Requirement: Please give the data again in full, precisely as it is written.

------

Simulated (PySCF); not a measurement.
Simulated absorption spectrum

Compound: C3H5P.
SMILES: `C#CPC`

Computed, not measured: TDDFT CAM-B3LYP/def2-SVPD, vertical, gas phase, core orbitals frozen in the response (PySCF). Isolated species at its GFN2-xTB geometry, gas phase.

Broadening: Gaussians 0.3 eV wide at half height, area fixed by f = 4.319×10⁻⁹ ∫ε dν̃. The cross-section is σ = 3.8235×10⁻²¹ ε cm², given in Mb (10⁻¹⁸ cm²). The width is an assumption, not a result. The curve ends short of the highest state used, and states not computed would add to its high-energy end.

------

Response area:
Simulated (PySCF); not a measurement.
Simulated absorption spectrum

Compound: C3H5P.
SMILES: `C#CPC`

Computed, not measured: TDDFT CAM-B3LYP/def2-SVPD, vertical, gas phase, core orbitals frozen in the response (PySCF). Isolated species at its GFN2-xTB geometry, gas phase.

Broadening: Gaussians 0.3 eV wide at half height, area fixed by f = 4.319×10⁻⁹ ∫ε dν̃. The cross-section is σ = 3.8235×10⁻²¹ ε cm², given in Mb (10⁻¹⁸ cm²). The width is an assumption, not a result. The curve ends short of the highest state used, and states not computed would add to its high-energy end.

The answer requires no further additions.